* [WORK REQUEST]
Word for word, set down every line of the entries below from the line with "medium | 30 | 200 |" to the line with "< 10 | 200 |", including both, and no other line.

Start of SUPPLIED ENTRIES
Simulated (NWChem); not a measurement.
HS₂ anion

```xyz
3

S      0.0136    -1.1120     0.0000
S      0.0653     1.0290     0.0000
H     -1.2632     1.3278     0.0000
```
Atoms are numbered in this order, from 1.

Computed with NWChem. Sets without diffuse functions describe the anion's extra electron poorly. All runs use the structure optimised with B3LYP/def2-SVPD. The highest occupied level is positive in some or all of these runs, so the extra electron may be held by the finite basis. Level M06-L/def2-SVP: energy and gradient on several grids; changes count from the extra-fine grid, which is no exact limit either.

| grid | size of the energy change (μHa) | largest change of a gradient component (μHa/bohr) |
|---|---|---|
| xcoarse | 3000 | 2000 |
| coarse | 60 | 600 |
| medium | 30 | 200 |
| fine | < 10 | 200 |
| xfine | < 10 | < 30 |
End of SUPPLIED ENTRIES

* [RESULT]
| medium | 30 | 200 |
| fine | < 10 | 200 |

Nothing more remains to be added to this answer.